• _WORK ITEM_
Extract the full listing below without altering a single character.

• _EXCERPTED RECORDS_
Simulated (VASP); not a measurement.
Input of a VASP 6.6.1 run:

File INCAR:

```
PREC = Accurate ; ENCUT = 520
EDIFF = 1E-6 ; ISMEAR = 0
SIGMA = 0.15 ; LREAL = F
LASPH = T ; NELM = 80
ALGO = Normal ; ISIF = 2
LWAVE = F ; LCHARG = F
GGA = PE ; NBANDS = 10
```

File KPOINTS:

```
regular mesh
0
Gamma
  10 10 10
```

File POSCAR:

• _TASK RESULT_
Simulated (VASP); not a measurement.
Input of a VASP 6.6.1 run:

File INCAR:

```
PREC = Accurate ; ENCUT = 520
EDIFF = 1E-6 ; ISMEAR = 0
SIGMA = 0.15 ; LREAL = F
LASPH = T ; NELM = 80
ALGO = Normal ; ISIF = 2
LWAVE = F ; LCHARG = F
GGA = PE ; NBANDS = 10
```

File KPOINTS:

```
regular mesh
0
Gamma
  10 10 10
```

File POSCAR:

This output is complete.